* REQUIREMENT: Copy verbatim the block of lines in the entries below whose first line contains "27048 | 1 | 117 |" and whose last line contains "138064 | 5 | -2 |". Leave out all other lines.

++++++

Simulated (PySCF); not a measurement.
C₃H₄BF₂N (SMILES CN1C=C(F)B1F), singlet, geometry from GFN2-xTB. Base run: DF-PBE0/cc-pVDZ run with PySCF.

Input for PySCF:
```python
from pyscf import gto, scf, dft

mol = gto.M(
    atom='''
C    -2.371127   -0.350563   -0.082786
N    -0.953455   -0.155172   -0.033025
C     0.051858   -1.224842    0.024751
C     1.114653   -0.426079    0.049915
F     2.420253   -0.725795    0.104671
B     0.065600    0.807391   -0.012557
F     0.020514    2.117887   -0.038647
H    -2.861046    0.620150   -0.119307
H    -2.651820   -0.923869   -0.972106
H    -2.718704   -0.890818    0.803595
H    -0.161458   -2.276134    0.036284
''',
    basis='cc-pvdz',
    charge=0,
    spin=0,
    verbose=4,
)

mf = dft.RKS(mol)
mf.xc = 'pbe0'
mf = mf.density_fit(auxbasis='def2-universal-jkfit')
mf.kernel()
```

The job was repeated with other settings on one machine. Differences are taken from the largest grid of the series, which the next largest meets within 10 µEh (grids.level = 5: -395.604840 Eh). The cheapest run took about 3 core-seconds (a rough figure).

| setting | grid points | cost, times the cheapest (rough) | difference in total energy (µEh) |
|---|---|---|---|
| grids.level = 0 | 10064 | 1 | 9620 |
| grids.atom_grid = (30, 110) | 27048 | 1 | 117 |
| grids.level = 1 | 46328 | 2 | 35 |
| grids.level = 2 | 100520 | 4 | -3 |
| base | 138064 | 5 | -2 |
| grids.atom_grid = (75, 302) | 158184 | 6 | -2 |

++++++

* WRITTEN SOLUTION:
| grids.atom_grid = (30, 110) | 27048 | 1 | 117 |
| grids.level = 1 | 46328 | 2 | 35 |
| grids.level = 2 | 100520 | 4 | -3 |
| base | 138064 | 5 | -2 |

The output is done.